# Material shown:
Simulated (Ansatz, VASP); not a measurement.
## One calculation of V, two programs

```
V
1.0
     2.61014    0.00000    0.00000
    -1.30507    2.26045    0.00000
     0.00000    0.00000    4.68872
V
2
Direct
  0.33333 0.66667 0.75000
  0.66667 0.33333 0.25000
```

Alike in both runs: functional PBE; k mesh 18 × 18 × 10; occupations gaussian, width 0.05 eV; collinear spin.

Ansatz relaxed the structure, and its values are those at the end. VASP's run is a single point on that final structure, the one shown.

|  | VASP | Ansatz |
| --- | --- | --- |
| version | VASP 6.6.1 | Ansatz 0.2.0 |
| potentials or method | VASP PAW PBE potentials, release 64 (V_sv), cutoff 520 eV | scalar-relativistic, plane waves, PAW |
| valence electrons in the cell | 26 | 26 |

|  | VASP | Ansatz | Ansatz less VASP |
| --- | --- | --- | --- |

# Required action:
Starting at the first entry and ending at the last, reproduce each one exactly.

# Task output:
Simulated (Ansatz, VASP); not a measurement.
## One calculation of V, two programs

```
V
1.0
     2.61014    0.00000    0.00000
    -1.30507    2.26045    0.00000
     0.00000    0.00000    4.68872
V
2
Direct
  0.33333 0.66667 0.75000
  0.66667 0.33333 0.25000
```

Alike in both runs: functional PBE; k mesh 18 × 18 × 10; occupations gaussian, width 0.05 eV; collinear spin.

Ansatz relaxed the structure, and its values are those at the end. VASP's run is a single point on that final structure, the one shown.

|  | VASP | Ansatz |
| --- | --- | --- |
| version | VASP 6.6.1 | Ansatz 0.2.0 |
| potentials or method | VASP PAW PBE potentials, release 64 (V_sv), cutoff 520 eV | scalar-relativistic, plane waves, PAW |
| valence electrons in the cell | 26 | 26 |

|  | VASP | Ansatz | Ansatz less VASP |
| --- | --- | --- | --- |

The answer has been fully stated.